++++++++++

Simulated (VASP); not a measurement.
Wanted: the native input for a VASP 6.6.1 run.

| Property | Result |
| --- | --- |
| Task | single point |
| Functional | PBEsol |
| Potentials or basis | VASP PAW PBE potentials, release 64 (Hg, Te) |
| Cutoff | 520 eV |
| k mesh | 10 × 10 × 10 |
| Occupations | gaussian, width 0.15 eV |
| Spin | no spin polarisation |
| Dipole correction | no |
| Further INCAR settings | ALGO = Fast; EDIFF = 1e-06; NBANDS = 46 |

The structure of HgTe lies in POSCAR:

++++++++++

**Work task**
Reproduce each entry above. Every word must match.

**Written solution**
Simulated (VASP); not a measurement.
Wanted: the native input for a VASP 6.6.1 run.

| Property | Result |
| --- | --- |
| Task | single point |
| Functional | PBEsol |
| Potentials or basis | VASP PAW PBE potentials, release 64 (Hg, Te) |
| Cutoff | 520 eV |
| k mesh | 10 × 10 × 10 |
| Occupations | gaussian, width 0.15 eV |
| Spin | no spin polarisation |
| Dipole correction | no |
| Further INCAR settings | ALGO = Fast; EDIFF = 1e-06; NBANDS = 46 |

The structure of HgTe lies in POSCAR:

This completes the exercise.